■ TASK ITEM ■
Word for word, print all of the entries below.

■ EXTRACTED ENTRIES ■
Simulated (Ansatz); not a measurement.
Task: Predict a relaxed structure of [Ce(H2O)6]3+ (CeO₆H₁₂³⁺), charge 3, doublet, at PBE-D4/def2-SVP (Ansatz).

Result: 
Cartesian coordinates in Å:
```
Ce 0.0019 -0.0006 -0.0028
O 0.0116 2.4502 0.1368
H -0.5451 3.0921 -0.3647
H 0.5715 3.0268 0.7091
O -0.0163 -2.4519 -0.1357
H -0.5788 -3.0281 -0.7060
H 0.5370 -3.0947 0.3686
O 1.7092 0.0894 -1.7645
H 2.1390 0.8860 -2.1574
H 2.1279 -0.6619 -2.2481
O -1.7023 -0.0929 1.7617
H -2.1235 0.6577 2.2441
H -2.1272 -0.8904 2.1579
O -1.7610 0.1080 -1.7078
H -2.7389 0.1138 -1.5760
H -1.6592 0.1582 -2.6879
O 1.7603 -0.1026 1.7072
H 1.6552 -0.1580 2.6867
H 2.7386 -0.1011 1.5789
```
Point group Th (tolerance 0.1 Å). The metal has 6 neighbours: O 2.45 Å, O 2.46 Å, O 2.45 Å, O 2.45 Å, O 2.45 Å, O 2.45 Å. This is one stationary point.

■ WRITTEN RESPONSE ■
Simulated (Ansatz); not a measurement.
Task: Predict a relaxed structure of [Ce(H2O)6]3+ (CeO₆H₁₂³⁺), charge 3, doublet, at PBE-D4/def2-SVP (Ansatz).

Result: 
Cartesian coordinates in Å:
```
Ce 0.0019 -0.0006 -0.0028
O 0.0116 2.4502 0.1368
H -0.5451 3.0921 -0.3647
H 0.5715 3.0268 0.7091
O -0.0163 -2.4519 -0.1357
H -0.5788 -3.0281 -0.7060
H 0.5370 -3.0947 0.3686
O 1.7092 0.0894 -1.7645
H 2.1390 0.8860 -2.1574
H 2.1279 -0.6619 -2.2481
O -1.7023 -0.0929 1.7617
H -2.1235 0.6577 2.2441
H -2.1272 -0.8904 2.1579
O -1.7610 0.1080 -1.7078
H -2.7389 0.1138 -1.5760
H -1.6592 0.1582 -2.6879
O 1.7603 -0.1026 1.7072
H 1.6552 -0.1580 2.6867
H 2.7386 -0.1011 1.5789
```
Point group Th (tolerance 0.1 Å). The metal has 6 neighbours: O 2.45 Å, O 2.46 Å, O 2.45 Å, O 2.45 Å, O 2.45 Å, O 2.45 Å. This is one stationary point.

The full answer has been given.